*Supplied data:*
+-------+
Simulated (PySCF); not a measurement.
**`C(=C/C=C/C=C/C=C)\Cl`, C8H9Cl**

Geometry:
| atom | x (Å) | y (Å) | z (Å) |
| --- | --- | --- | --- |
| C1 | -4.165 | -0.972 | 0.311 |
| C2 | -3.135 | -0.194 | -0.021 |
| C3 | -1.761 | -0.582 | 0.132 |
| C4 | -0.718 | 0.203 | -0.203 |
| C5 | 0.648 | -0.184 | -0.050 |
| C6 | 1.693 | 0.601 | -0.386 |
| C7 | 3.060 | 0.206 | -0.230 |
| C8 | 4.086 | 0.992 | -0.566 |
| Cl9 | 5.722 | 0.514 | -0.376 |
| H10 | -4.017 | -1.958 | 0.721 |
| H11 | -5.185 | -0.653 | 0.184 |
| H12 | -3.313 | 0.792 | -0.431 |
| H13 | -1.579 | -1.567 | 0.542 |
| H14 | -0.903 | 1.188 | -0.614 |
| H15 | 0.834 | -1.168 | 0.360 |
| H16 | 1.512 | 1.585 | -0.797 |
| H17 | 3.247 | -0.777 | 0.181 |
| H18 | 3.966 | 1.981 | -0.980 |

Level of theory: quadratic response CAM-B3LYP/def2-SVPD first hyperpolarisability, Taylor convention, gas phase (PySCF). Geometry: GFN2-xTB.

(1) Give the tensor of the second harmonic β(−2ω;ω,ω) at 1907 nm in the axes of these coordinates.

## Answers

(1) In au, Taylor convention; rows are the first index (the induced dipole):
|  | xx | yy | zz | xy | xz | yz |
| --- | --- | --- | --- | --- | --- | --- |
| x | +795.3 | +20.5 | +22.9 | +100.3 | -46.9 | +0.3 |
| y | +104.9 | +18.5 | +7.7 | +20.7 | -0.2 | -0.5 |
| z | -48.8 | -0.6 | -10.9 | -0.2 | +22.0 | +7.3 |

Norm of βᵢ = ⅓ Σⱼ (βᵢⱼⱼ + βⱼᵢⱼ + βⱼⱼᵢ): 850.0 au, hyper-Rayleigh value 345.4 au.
+-------+

*Brief:*
Would you quote everything above from the line containing "(1) In au, Taylor" down to the line containing "-0.2 | +22.0 | +7.3 |"? Include both of those lines and nothing else.

*Exercise response:*
(1) In au, Taylor convention; rows are the first index (the induced dipole):
|  | xx | yy | zz | xy | xz | yz |
| --- | --- | --- | --- | --- | --- | --- |
| x | +795.3 | +20.5 | +22.9 | +100.3 | -46.9 | +0.3 |
| y | +104.9 | +18.5 | +7.7 | +20.7 | -0.2 | -0.5 |
| z | -48.8 | -0.6 | -10.9 | -0.2 | +22.0 | +7.3 |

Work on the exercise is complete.